• _Data under study_
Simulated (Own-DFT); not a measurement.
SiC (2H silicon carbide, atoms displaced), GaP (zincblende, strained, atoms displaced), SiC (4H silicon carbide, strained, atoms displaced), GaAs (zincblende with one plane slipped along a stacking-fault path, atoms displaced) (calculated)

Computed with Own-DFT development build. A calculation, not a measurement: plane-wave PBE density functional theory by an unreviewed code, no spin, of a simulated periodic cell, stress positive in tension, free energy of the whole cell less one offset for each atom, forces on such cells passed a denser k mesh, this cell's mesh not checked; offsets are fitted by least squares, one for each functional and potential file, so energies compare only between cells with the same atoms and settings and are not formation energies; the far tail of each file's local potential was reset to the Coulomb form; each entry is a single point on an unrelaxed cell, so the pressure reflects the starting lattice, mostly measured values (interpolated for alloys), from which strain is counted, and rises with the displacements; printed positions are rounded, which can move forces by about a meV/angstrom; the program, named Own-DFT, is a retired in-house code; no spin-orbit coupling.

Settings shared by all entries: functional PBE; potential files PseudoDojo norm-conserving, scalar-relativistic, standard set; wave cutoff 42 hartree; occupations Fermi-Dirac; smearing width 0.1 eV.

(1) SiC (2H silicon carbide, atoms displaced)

• _Work item_
Extract exactly and only the lines above from the line containing "Computed with Own-DFT" through the line containing "Settings shared by", both end lines included.

• _Task output_
Computed with Own-DFT development build. A calculation, not a measurement: plane-wave PBE density functional theory by an unreviewed code, no spin, of a simulated periodic cell, stress positive in tension, free energy of the whole cell less one offset for each atom, forces on such cells passed a denser k mesh, this cell's mesh not checked; offsets are fitted by least squares, one for each functional and potential file, so energies compare only between cells with the same atoms and settings and are not formation energies; the far tail of each file's local potential was reset to the Coulomb form; each entry is a single point on an unrelaxed cell, so the pressure reflects the starting lattice, mostly measured values (interpolated for alloys), from which strain is counted, and rises with the displacements; printed positions are rounded, which can move forces by about a meV/angstrom; the program, named Own-DFT, is a retired in-house code; no spin-orbit coupling.

Settings shared by all entries: functional PBE; potential files PseudoDojo norm-conserving, scalar-relativistic, standard set; wave cutoff 42 hartree; occupations Fermi-Dirac; smearing width 0.1 eV.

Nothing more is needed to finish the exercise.